**Exercise**
The records should be restated exactly from their first line through the line with "Wall time 9.5" in it.

Excerpted data Start Marker

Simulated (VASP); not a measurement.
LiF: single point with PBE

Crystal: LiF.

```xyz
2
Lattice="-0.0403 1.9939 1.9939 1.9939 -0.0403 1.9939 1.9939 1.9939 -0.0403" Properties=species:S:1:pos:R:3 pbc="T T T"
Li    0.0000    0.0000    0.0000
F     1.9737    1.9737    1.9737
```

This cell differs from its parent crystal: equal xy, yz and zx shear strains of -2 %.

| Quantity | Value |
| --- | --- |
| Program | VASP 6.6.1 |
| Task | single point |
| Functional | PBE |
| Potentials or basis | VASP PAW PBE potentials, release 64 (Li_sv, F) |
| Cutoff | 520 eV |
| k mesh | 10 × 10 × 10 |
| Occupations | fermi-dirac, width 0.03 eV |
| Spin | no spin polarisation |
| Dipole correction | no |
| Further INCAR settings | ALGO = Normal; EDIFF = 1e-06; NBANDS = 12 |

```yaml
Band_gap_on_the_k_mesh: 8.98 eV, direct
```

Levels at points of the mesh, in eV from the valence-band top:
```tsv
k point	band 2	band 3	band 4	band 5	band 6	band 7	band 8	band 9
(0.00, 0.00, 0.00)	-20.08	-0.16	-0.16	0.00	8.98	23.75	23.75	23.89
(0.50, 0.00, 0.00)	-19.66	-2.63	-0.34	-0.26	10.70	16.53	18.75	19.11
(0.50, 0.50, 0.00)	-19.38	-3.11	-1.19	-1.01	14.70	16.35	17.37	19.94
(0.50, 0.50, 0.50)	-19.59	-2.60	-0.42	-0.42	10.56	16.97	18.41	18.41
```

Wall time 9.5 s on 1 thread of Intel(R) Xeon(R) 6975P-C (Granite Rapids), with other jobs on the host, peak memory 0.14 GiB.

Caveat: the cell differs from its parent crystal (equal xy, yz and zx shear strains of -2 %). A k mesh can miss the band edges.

Excerpted data End Marker

**Task solution**
Simulated (VASP); not a measurement.
LiF: single point with PBE

Crystal: LiF.

```xyz
2
Lattice="-0.0403 1.9939 1.9939 1.9939 -0.0403 1.9939 1.9939 1.9939 -0.0403" Properties=species:S:1:pos:R:3 pbc="T T T"
Li    0.0000    0.0000    0.0000
F     1.9737    1.9737    1.9737
```

This cell differs from its parent crystal: equal xy, yz and zx shear strains of -2 %.

| Quantity | Value |
| --- | --- |
| Program | VASP 6.6.1 |
| Task | single point |
| Functional | PBE |
| Potentials or basis | VASP PAW PBE potentials, release 64 (Li_sv, F) |
| Cutoff | 520 eV |
| k mesh | 10 × 10 × 10 |
| Occupations | fermi-dirac, width 0.03 eV |
| Spin | no spin polarisation |
| Dipole correction | no |
| Further INCAR settings | ALGO = Normal; EDIFF = 1e-06; NBANDS = 12 |

```yaml
Band_gap_on_the_k_mesh: 8.98 eV, direct
```

Levels at points of the mesh, in eV from the valence-band top:
```tsv
k point	band 2	band 3	band 4	band 5	band 6	band 7	band 8	band 9
(0.00, 0.00, 0.00)	-20.08	-0.16	-0.16	0.00	8.98	23.75	23.75	23.89
(0.50, 0.00, 0.00)	-19.66	-2.63	-0.34	-0.26	10.70	16.53	18.75	19.11
(0.50, 0.50, 0.00)	-19.38	-3.11	-1.19	-1.01	14.70	16.35	17.37	19.94
(0.50, 0.50, 0.50)	-19.59	-2.60	-0.42	-0.42	10.56	16.97	18.41	18.41
```

Wall time 9.5 s on 1 thread of Intel(R) Xeon(R) 6975P-C (Granite Rapids), with other jobs on the host, peak memory 0.14 GiB.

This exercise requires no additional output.